━━━ Data excerpts ━━━

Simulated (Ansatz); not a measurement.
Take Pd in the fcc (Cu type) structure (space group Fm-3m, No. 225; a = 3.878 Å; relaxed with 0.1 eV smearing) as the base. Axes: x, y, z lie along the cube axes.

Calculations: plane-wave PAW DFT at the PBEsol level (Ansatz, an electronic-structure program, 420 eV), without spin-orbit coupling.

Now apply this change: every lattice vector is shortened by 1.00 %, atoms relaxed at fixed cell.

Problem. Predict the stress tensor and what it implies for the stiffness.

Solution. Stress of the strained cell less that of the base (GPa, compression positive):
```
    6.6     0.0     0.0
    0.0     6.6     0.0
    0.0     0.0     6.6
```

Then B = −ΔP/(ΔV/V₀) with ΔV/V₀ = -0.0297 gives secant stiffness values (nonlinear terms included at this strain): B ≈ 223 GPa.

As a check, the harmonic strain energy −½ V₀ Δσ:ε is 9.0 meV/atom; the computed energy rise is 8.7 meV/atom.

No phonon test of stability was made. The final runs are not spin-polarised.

━━━

#### Work item:
Everything above from the line with "Take Pd in the" to the line with "As a check, the", both included, must be repeated exactly, and nothing outside that range.

#### Exercise result:
Take Pd in the fcc (Cu type) structure (space group Fm-3m, No. 225; a = 3.878 Å; relaxed with 0.1 eV smearing) as the base. Axes: x, y, z lie along the cube axes.

Calculations: plane-wave PAW DFT at the PBEsol level (Ansatz, an electronic-structure program, 420 eV), without spin-orbit coupling.

Now apply this change: every lattice vector is shortened by 1.00 %, atoms relaxed at fixed cell.

Problem. Predict the stress tensor and what it implies for the stiffness.

Solution. Stress of the strained cell less that of the base (GPa, compression positive):
```
    6.6     0.0     0.0
    0.0     6.6     0.0
    0.0     0.0     6.6
```

Then B = −ΔP/(ΔV/V₀) with ΔV/V₀ = -0.0297 gives secant stiffness values (nonlinear terms included at this strain): B ≈ 223 GPa.

As a check, the harmonic strain energy −½ V₀ Δσ:ε is 9.0 meV/atom; the computed energy rise is 8.7 meV/atom.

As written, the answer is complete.